Study material:
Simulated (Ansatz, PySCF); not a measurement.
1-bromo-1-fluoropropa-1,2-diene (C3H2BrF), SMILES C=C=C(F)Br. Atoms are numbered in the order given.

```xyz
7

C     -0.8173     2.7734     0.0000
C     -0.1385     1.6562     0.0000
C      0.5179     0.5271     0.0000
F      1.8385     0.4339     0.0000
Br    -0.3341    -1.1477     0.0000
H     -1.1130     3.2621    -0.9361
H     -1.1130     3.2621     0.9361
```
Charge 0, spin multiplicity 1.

Work order: When you write out the listing, keep every line exactly as it is above.

Problem solution:
Simulated (Ansatz, PySCF); not a measurement.
1-bromo-1-fluoropropa-1,2-diene (C3H2BrF), SMILES C=C=C(F)Br. Atoms are numbered in the order given.

```xyz
7

C     -0.8173     2.7734     0.0000
C     -0.1385     1.6562     0.0000
C      0.5179     0.5271     0.0000
F      1.8385     0.4339     0.0000
Br    -0.3341    -1.1477     0.0000
H     -1.1130     3.2621    -0.9361
H     -1.1130     3.2621     0.9361
```
Charge 0, spin multiplicity 1.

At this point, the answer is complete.